**Work instruction:** Would you please output, word for word, the span of the listing below that opens on the line containing "The start comes" and closes on the line containing "Is this structure"? Include both ends and nothing more.

** Opening Data extracts block **

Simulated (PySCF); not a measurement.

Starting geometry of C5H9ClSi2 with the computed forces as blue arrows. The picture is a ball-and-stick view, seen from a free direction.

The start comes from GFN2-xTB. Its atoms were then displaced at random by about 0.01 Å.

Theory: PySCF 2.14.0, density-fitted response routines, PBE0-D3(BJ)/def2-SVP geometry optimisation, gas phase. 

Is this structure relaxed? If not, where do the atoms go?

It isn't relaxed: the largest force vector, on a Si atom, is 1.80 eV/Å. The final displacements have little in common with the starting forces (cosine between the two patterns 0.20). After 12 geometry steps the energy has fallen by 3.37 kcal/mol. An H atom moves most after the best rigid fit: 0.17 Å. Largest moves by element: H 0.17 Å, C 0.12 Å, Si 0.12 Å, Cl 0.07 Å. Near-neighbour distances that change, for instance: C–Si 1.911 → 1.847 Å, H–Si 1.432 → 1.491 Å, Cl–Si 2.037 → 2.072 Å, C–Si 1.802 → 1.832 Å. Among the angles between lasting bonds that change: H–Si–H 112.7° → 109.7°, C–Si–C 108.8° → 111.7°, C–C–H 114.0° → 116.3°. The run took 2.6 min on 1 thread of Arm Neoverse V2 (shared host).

** Closing Data extracts block **

**Exercise response:**
The start comes from GFN2-xTB. Its atoms were then displaced at random by about 0.01 Å.

Theory: PySCF 2.14.0, density-fitted response routines, PBE0-D3(BJ)/def2-SVP geometry optimisation, gas phase. 

Is this structure relaxed? If not, where do the atoms go?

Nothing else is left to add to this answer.